WORK ORDER:
Find the line with "The octahedra are" in the entries below, then reproduce it and every line after it down to and including the line with "over the octahedra?**", exactly.

RECORDS SHOWN:
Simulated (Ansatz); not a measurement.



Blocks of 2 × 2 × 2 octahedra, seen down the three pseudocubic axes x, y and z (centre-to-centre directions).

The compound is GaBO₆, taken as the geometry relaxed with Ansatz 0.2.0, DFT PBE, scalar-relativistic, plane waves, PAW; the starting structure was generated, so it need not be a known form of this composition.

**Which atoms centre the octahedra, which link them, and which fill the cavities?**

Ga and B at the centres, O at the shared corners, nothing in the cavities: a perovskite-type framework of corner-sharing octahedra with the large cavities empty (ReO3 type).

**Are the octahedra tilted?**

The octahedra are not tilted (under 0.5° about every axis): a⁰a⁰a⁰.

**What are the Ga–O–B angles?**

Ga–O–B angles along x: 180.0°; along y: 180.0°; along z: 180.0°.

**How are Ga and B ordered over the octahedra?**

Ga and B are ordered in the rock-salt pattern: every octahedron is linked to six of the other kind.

EXERCISE OUTPUT:
The octahedra are not tilted (under 0.5° about every axis): a⁰a⁰a⁰.

**What are the Ga–O–B angles?**

Ga–O–B angles along x: 180.0°; along y: 180.0°; along z: 180.0°.

**How are Ga and B ordered over the octahedra?**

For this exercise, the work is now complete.